Supplied records below:

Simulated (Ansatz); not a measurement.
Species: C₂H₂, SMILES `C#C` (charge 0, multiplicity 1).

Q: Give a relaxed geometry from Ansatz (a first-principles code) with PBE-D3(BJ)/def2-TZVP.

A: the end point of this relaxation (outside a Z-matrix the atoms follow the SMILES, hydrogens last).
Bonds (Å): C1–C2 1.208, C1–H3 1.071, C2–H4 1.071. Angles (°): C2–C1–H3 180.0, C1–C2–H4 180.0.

End of Supplied records.

Assignment » Take the lines from the start of the records through the line holding "A: the end point", both included, and please print them exactly, with nothing else.

Written reply »
Simulated (Ansatz); not a measurement.
Species: C₂H₂, SMILES `C#C` (charge 0, multiplicity 1).

Q: Give a relaxed geometry from Ansatz (a first-principles code) with PBE-D3(BJ)/def2-TZVP.

A: the end point of this relaxation (outside a Z-matrix the atoms follow the SMILES, hydrogens last).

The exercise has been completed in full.